## [The data]
*** Block opens ***

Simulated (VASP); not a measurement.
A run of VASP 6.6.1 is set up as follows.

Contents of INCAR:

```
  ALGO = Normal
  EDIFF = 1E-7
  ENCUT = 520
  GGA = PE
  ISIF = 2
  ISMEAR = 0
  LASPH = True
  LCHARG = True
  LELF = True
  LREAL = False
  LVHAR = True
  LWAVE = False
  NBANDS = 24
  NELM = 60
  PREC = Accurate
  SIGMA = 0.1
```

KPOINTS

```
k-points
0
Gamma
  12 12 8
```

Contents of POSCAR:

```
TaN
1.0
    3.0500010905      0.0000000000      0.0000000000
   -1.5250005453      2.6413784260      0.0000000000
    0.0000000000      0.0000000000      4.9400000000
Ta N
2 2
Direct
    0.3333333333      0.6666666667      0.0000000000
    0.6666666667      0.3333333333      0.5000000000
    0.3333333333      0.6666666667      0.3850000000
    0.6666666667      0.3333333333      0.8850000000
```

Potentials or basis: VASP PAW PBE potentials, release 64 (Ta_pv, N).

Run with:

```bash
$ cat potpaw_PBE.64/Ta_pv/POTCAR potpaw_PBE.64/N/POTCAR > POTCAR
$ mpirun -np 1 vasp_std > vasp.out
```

*** Block closes ***

## [Assignment]
Restating the data word for word is the whole task.

## [Written reply]
Simulated (VASP); not a measurement.
A run of VASP 6.6.1 is set up as follows.

Contents of INCAR:

```
  ALGO = Normal
  EDIFF = 1E-7
  ENCUT = 520
  GGA = PE
  ISIF = 2
  ISMEAR = 0
  LASPH = True
  LCHARG = True
  LELF = True
  LREAL = False
  LVHAR = True
  LWAVE = False
  NBANDS = 24
  NELM = 60
  PREC = Accurate
  SIGMA = 0.1
```

KPOINTS

```
k-points
0
Gamma
  12 12 8
```

Contents of POSCAR:

```
TaN
1.0
    3.0500010905      0.0000000000      0.0000000000
   -1.5250005453      2.6413784260      0.0000000000
    0.0000000000      0.0000000000      4.9400000000
Ta N
2 2
Direct
    0.3333333333      0.6666666667      0.0000000000
    0.6666666667      0.3333333333      0.5000000000
    0.3333333333      0.6666666667      0.3850000000
    0.6666666667      0.3333333333      0.8850000000
```

Potentials or basis: VASP PAW PBE potentials, release 64 (Ta_pv, N).

Run with:

```bash
$ cat potpaw_PBE.64/Ta_pv/POTCAR potpaw_PBE.64/N/POTCAR > POTCAR
$ mpirun -np 1 vasp_std > vasp.out
```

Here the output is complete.